_WORK ORDER_.
Among the entries below, one stretch runs from the line that contains "Shapes, held fixed" through the line that contains "Q: Estimate ΔH(298 K) of this reaction.". Repeat that stretch exactly, ends included, and only that.

_THE DATA_.
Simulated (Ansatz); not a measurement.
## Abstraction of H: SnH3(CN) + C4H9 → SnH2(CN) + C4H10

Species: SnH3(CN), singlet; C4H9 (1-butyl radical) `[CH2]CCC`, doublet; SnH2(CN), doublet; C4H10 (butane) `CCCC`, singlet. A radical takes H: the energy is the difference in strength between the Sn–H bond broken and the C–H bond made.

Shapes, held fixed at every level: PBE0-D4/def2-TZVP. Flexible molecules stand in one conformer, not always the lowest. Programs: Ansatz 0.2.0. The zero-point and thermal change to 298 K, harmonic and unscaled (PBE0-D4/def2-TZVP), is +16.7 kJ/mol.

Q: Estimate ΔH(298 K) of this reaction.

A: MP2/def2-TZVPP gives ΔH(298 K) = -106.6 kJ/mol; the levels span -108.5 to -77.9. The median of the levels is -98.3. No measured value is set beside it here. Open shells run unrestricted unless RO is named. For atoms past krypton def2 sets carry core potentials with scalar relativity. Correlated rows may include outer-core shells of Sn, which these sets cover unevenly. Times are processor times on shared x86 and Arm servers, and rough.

_RESPONSE AREA_.
Shapes, held fixed at every level: PBE0-D4/def2-TZVP. Flexible molecules stand in one conformer, not always the lowest. Programs: Ansatz 0.2.0. The zero-point and thermal change to 298 K, harmonic and unscaled (PBE0-D4/def2-TZVP), is +16.7 kJ/mol.

Q: Estimate ΔH(298 K) of this reaction.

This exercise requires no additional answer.